####

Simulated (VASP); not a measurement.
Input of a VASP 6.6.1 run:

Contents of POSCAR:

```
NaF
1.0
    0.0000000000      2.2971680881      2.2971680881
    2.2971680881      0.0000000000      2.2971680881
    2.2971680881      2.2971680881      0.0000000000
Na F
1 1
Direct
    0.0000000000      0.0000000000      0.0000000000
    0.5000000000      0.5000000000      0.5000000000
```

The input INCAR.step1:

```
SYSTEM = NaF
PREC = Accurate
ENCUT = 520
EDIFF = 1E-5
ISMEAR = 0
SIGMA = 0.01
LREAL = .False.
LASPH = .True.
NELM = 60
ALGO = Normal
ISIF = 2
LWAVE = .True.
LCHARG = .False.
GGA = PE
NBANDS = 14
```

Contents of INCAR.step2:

####

Starting from the first line above, copy the data through to the last line exactly.

Worked solution:
Simulated (VASP); not a measurement.
Input of a VASP 6.6.1 run:

Contents of POSCAR:

```
NaF
1.0
    0.0000000000      2.2971680881      2.2971680881
    2.2971680881      0.0000000000      2.2971680881
    2.2971680881      2.2971680881      0.0000000000
Na F
1 1
Direct
    0.0000000000      0.0000000000      0.0000000000
    0.5000000000      0.5000000000      0.5000000000
```

The input INCAR.step1:

```
SYSTEM = NaF
PREC = Accurate
ENCUT = 520
EDIFF = 1E-5
ISMEAR = 0
SIGMA = 0.01
LREAL = .False.
LASPH = .True.
NELM = 60
ALGO = Normal
ISIF = 2
LWAVE = .True.
LCHARG = .False.
GGA = PE
NBANDS = 14
```

Contents of INCAR.step2:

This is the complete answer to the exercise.